> [Activity]
Your job with the data below is to output exactly the lines from the one holding "Quantity | Value |" down to the one holding "spin polarisation |", both included, and no others.

Content starts

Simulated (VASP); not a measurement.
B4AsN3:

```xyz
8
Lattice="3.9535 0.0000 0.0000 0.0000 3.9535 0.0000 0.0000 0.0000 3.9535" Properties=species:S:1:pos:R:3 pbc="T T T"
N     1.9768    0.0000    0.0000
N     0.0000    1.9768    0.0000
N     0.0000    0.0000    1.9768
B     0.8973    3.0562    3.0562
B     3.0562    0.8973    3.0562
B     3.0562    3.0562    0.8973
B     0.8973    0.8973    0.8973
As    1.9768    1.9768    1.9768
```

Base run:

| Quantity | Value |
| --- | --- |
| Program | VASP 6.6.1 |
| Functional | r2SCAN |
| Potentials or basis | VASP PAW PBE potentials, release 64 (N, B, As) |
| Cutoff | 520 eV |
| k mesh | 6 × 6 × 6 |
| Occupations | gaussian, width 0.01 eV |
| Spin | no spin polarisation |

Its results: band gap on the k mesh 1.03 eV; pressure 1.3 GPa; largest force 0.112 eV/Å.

Content ends

> [Written solution]
| Quantity | Value |
| --- | --- |
| Program | VASP 6.6.1 |
| Functional | r2SCAN |
| Potentials or basis | VASP PAW PBE potentials, release 64 (N, B, As) |
| Cutoff | 520 eV |
| k mesh | 6 × 6 × 6 |
| Occupations | gaussian, width 0.01 eV |
| Spin | no spin polarisation |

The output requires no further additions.